• Work item:
The lines wanted run from the first one below through the one with "Potentials or basis: VASP". Return them exactly.

• Excerpted records:
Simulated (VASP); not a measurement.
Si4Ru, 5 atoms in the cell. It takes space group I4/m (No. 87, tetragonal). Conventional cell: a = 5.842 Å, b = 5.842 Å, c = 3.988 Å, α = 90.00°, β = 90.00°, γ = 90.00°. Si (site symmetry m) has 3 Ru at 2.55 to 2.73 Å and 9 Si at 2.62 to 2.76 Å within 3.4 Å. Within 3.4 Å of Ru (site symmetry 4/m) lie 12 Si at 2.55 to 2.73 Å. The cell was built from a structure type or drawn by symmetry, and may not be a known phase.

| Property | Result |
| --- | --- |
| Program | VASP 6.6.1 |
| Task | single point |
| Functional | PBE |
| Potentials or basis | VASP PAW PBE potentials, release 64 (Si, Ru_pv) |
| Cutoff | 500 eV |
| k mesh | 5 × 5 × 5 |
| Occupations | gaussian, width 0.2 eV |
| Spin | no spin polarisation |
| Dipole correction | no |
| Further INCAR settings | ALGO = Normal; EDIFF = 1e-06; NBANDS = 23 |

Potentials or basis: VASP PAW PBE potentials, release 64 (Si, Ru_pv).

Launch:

• Exercise output:
Simulated (VASP); not a measurement.
Si4Ru, 5 atoms in the cell. It takes space group I4/m (No. 87, tetragonal). Conventional cell: a = 5.842 Å, b = 5.842 Å, c = 3.988 Å, α = 90.00°, β = 90.00°, γ = 90.00°. Si (site symmetry m) has 3 Ru at 2.55 to 2.73 Å and 9 Si at 2.62 to 2.76 Å within 3.4 Å. Within 3.4 Å of Ru (site symmetry 4/m) lie 12 Si at 2.55 to 2.73 Å. The cell was built from a structure type or drawn by symmetry, and may not be a known phase.

| Property | Result |
| --- | --- |
| Program | VASP 6.6.1 |
| Task | single point |
| Functional | PBE |
| Potentials or basis | VASP PAW PBE potentials, release 64 (Si, Ru_pv) |
| Cutoff | 500 eV |
| k mesh | 5 × 5 × 5 |
| Occupations | gaussian, width 0.2 eV |
| Spin | no spin polarisation |
| Dipole correction | no |
| Further INCAR settings | ALGO = Normal; EDIFF = 1e-06; NBANDS = 23 |

Potentials or basis: VASP PAW PBE potentials, release 64 (Si, Ru_pv).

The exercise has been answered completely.